◆ ◆ ◆ ◆ ◆ ◆ ◆

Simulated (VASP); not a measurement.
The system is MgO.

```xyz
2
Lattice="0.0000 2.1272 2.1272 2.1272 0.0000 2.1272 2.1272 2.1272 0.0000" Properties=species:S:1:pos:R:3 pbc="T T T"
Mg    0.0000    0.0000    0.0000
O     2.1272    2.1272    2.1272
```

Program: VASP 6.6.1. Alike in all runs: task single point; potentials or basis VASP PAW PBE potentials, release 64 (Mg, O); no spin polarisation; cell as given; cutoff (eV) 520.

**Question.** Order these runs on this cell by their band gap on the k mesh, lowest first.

◆ ◆ ◆ ◆ ◆ ◆ ◆

Write the data out in full, matching every line exactly.

**TASK SOLUTION**:
Simulated (VASP); not a measurement.
The system is MgO.

```xyz
2
Lattice="0.0000 2.1272 2.1272 2.1272 0.0000 2.1272 2.1272 2.1272 0.0000" Properties=species:S:1:pos:R:3 pbc="T T T"
Mg    0.0000    0.0000    0.0000
O     2.1272    2.1272    2.1272
```

Program: VASP 6.6.1. Alike in all runs: task single point; potentials or basis VASP PAW PBE potentials, release 64 (Mg, O); no spin polarisation; cell as given; cutoff (eV) 520.

**Question.** Order these runs on this cell by their band gap on the k mesh, lowest first.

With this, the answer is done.